• Required action
Of all the lines below, output only those starting at the one with "Some computed properties" and ending at the one with "H12, H13 on C6)", both ends included, exactly as written.

= Beginning of Section =
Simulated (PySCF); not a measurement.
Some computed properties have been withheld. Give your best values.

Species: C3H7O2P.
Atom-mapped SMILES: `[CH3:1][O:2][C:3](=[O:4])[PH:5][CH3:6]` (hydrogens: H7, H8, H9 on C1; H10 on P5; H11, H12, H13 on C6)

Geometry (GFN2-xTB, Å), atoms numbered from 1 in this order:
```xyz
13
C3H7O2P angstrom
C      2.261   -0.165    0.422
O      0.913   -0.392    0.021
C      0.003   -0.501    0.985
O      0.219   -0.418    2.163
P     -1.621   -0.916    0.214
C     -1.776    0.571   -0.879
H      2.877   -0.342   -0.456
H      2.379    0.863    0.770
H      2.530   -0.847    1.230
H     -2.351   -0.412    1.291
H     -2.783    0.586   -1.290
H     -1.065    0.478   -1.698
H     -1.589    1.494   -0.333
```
= End of Section =

• Problem solution
Some computed properties have been withheld. Give your best values.

Species: C3H7O2P.
Atom-mapped SMILES: `[CH3:1][O:2][C:3](=[O:4])[PH:5][CH3:6]` (hydrogens: H7, H8, H9 on C1; H10 on P5; H11, H12, H13 on C6)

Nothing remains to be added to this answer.